◆ Work order
Every line from the top of the material through the line holding "Task: Give the" should be copied exactly, and only those lines.

___ Data shown ___

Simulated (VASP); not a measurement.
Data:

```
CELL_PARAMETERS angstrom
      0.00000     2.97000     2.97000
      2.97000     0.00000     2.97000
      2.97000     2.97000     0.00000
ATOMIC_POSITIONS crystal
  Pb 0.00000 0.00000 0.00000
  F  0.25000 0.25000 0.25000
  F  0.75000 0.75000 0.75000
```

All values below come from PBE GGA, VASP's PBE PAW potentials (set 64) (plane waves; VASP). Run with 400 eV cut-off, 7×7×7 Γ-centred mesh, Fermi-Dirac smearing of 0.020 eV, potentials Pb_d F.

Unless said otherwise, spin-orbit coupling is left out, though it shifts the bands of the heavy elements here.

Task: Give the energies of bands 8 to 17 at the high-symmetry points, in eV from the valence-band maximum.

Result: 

___

◆ Expected answer
Simulated (VASP); not a measurement.
Data:

```
CELL_PARAMETERS angstrom
      0.00000     2.97000     2.97000
      2.97000     0.00000     2.97000
      2.97000     2.97000     0.00000
ATOMIC_POSITIONS crystal
  Pb 0.00000 0.00000 0.00000
  F  0.25000 0.25000 0.25000
  F  0.75000 0.75000 0.75000
```

All values below come from PBE GGA, VASP's PBE PAW potentials (set 64) (plane waves; VASP). Run with 400 eV cut-off, 7×7×7 Γ-centred mesh, Fermi-Dirac smearing of 0.020 eV, potentials Pb_d F.

Unless said otherwise, spin-orbit coupling is left out, though it shifts the bands of the heavy elements here.

Task: Give the energies of bands 8 to 17 at the high-symmetry points, in eV from the valence-band maximum.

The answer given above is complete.